● Work request: The whole of the data, every line, should come back exactly the same.

● Data excerpts:
• • • • • • •
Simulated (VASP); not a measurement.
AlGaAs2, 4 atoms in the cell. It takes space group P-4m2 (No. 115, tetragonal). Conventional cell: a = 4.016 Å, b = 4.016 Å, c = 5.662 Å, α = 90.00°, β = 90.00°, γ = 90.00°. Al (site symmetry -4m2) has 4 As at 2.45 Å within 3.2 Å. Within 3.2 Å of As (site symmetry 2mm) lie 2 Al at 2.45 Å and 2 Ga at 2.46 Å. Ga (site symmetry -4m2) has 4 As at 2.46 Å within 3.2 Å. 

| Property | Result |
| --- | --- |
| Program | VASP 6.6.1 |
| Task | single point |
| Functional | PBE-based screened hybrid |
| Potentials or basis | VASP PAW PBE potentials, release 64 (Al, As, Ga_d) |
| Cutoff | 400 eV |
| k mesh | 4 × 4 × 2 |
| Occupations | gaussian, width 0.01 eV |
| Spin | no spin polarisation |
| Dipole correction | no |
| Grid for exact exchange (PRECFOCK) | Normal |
• • • • • • •

● Task response:
Simulated (VASP); not a measurement.
AlGaAs2, 4 atoms in the cell. It takes space group P-4m2 (No. 115, tetragonal). Conventional cell: a = 4.016 Å, b = 4.016 Å, c = 5.662 Å, α = 90.00°, β = 90.00°, γ = 90.00°. Al (site symmetry -4m2) has 4 As at 2.45 Å within 3.2 Å. Within 3.2 Å of As (site symmetry 2mm) lie 2 Al at 2.45 Å and 2 Ga at 2.46 Å. Ga (site symmetry -4m2) has 4 As at 2.46 Å within 3.2 Å. 

| Property | Result |
| --- | --- |
| Program | VASP 6.6.1 |
| Task | single point |
| Functional | PBE-based screened hybrid |
| Potentials or basis | VASP PAW PBE potentials, release 64 (Al, As, Ga_d) |
| Cutoff | 400 eV |
| k mesh | 4 × 4 × 2 |
| Occupations | gaussian, width 0.01 eV |
| Spin | no spin polarisation |
| Dipole correction | no |
| Grid for exact exchange (PRECFOCK) | Normal |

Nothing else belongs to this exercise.